[LISTED RECORDS — start]
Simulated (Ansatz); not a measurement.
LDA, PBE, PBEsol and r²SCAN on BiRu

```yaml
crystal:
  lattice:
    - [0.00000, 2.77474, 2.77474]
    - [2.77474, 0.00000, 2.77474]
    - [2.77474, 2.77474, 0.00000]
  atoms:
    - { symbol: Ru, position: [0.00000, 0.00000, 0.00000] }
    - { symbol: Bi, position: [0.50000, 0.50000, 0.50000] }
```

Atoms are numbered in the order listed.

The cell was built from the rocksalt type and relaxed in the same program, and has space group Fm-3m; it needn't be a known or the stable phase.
[LISTED RECORDS — finish]

* [ASSIGNMENT]: Each record above is to be printed again exactly as written.

* [TASK RESPONSE]:
Simulated (Ansatz); not a measurement.
LDA, PBE, PBEsol and r²SCAN on BiRu

```yaml
crystal:
  lattice:
    - [0.00000, 2.77474, 2.77474]
    - [2.77474, 0.00000, 2.77474]
    - [2.77474, 2.77474, 0.00000]
  atoms:
    - { symbol: Ru, position: [0.00000, 0.00000, 0.00000] }
    - { symbol: Bi, position: [0.50000, 0.50000, 0.50000] }
```

Atoms are numbered in the order listed.

The cell was built from the rocksalt type and relaxed in the same program, and has space group Fm-3m; it needn't be a known or the stable phase.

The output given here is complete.